[THE DATA]
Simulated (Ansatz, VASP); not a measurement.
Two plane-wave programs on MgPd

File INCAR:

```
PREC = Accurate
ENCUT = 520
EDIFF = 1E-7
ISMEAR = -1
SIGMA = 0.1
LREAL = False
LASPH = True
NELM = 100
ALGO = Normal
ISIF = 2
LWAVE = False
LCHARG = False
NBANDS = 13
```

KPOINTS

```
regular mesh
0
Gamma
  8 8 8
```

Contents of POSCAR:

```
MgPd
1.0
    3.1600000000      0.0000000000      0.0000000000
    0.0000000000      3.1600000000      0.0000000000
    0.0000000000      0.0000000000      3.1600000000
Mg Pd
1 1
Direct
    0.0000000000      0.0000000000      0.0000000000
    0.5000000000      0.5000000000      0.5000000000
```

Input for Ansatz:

[EXERCISE]
Restate every line of the data word for word.

[WRITTEN RESPONSE]
Simulated (Ansatz, VASP); not a measurement.
Two plane-wave programs on MgPd

File INCAR:

```
PREC = Accurate
ENCUT = 520
EDIFF = 1E-7
ISMEAR = -1
SIGMA = 0.1
LREAL = False
LASPH = True
NELM = 100
ALGO = Normal
ISIF = 2
LWAVE = False
LCHARG = False
NBANDS = 13
```

KPOINTS

```
regular mesh
0
Gamma
  8 8 8
```

Contents of POSCAR:

```
MgPd
1.0
    3.1600000000      0.0000000000      0.0000000000
    0.0000000000      3.1600000000      0.0000000000
    0.0000000000      0.0000000000      3.1600000000
Mg Pd
1 1
Direct
    0.0000000000      0.0000000000      0.0000000000
    0.5000000000      0.5000000000      0.5000000000
```

Input for Ansatz:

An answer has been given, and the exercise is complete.